Given records:
---*---

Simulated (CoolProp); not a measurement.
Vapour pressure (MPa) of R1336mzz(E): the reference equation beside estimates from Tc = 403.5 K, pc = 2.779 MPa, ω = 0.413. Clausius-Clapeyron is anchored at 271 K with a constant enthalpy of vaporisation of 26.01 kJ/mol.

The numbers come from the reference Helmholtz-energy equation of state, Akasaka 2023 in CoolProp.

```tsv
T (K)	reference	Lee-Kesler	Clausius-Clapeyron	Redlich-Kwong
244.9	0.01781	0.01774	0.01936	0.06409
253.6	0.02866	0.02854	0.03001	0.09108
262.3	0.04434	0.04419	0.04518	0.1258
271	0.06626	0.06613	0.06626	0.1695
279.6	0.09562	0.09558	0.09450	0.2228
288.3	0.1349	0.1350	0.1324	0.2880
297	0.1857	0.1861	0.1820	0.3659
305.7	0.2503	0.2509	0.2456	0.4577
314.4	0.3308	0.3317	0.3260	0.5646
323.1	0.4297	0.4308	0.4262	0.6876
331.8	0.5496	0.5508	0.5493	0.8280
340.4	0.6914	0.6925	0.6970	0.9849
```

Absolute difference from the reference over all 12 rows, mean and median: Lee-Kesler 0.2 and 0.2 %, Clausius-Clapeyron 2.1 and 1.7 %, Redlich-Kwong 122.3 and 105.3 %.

---*---

Assignment:
Nothing beyond the lines from the start of the entries through the line with "Vapour pressure (MPa)" should appear. Repeat those lines exactly, both ends included.

Exercise output:
Simulated (CoolProp); not a measurement.
Vapour pressure (MPa) of R1336mzz(E): the reference equation beside estimates from Tc = 403.5 K, pc = 2.779 MPa, ω = 0.413. Clausius-Clapeyron is anchored at 271 K with a constant enthalpy of vaporisation of 26.01 kJ/mol.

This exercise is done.